*** Block opens ***

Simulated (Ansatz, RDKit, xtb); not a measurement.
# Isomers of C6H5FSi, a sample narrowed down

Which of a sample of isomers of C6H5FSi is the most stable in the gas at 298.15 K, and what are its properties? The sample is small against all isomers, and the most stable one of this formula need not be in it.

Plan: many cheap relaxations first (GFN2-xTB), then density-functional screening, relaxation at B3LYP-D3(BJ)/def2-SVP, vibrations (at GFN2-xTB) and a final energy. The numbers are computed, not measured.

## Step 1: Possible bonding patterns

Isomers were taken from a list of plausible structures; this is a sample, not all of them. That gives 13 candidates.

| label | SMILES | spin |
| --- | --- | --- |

*** Block closes ***

**Required action:** Each entry shown above should be copied out exactly.

**Answer box:**
Simulated (Ansatz, RDKit, xtb); not a measurement.
# Isomers of C6H5FSi, a sample narrowed down

Which of a sample of isomers of C6H5FSi is the most stable in the gas at 298.15 K, and what are its properties? The sample is small against all isomers, and the most stable one of this formula need not be in it.

Plan: many cheap relaxations first (GFN2-xTB), then density-functional screening, relaxation at B3LYP-D3(BJ)/def2-SVP, vibrations (at GFN2-xTB) and a final energy. The numbers are computed, not measured.

## Step 1: Possible bonding patterns

Isomers were taken from a list of plausible structures; this is a sample, not all of them. That gives 13 candidates.

| label | SMILES | spin |
| --- | --- | --- |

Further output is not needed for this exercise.